• ACTION ITEM: Quote exactly the lines spanning from the top of the data below to the line that contains "(2) 0.29 eV, direct.", including both.

• RECORD SET:
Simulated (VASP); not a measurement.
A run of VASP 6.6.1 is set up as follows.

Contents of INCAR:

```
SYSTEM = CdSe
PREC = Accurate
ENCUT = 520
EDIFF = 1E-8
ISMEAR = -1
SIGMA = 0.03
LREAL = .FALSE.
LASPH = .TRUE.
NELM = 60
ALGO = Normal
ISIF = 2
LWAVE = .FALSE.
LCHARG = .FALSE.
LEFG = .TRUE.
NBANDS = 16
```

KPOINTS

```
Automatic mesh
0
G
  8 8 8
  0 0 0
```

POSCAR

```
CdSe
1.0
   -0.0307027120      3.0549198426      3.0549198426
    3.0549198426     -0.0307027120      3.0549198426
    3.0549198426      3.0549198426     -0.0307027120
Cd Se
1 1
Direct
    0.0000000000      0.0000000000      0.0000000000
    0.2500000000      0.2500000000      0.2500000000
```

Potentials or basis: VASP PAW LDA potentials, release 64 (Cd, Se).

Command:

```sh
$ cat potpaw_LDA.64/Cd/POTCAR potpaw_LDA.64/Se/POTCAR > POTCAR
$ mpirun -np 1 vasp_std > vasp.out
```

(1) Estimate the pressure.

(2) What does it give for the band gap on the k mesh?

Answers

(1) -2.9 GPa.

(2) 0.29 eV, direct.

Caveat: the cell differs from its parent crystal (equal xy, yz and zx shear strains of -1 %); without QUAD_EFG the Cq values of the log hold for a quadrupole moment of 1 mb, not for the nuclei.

• REPLY:
Simulated (VASP); not a measurement.
A run of VASP 6.6.1 is set up as follows.

Contents of INCAR:

```
SYSTEM = CdSe
PREC = Accurate
ENCUT = 520
EDIFF = 1E-8
ISMEAR = -1
SIGMA = 0.03
LREAL = .FALSE.
LASPH = .TRUE.
NELM = 60
ALGO = Normal
ISIF = 2
LWAVE = .FALSE.
LCHARG = .FALSE.
LEFG = .TRUE.
NBANDS = 16
```

KPOINTS

```
Automatic mesh
0
G
  8 8 8
  0 0 0
```

POSCAR

```
CdSe
1.0
   -0.0307027120      3.0549198426      3.0549198426
    3.0549198426     -0.0307027120      3.0549198426
    3.0549198426      3.0549198426     -0.0307027120
Cd Se
1 1
Direct
    0.0000000000      0.0000000000      0.0000000000
    0.2500000000      0.2500000000      0.2500000000
```

Potentials or basis: VASP PAW LDA potentials, release 64 (Cd, Se).

Command:

```sh
$ cat potpaw_LDA.64/Cd/POTCAR potpaw_LDA.64/Se/POTCAR > POTCAR
$ mpirun -np 1 vasp_std > vasp.out
```

(1) Estimate the pressure.

(2) What does it give for the band gap on the k mesh?

Answers

(1) -2.9 GPa.

(2) 0.29 eV, direct.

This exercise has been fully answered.